Keep only the lines from the start of the data through the line containing "C5H10O, SMILES C[C@H]1CCOC1.", and output them exactly.

·····

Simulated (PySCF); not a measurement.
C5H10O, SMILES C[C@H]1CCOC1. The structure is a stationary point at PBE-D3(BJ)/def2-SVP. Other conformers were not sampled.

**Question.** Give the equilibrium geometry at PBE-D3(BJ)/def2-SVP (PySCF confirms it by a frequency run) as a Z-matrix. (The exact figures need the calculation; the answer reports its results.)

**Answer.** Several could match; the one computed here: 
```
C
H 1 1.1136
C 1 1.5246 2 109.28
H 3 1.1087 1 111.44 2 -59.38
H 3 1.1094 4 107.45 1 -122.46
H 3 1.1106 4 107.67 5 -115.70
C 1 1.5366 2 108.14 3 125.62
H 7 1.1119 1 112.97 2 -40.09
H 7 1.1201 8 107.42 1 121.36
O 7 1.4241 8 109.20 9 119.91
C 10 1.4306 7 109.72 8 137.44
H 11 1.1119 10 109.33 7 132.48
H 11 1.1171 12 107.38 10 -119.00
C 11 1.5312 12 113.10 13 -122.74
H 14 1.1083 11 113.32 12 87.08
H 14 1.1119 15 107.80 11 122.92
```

·····

### Written reply
Simulated (PySCF); not a measurement.
C5H10O, SMILES C[C@H]1CCOC1. The structure is a stationary point at PBE-D3(BJ)/def2-SVP. Other conformers were not sampled.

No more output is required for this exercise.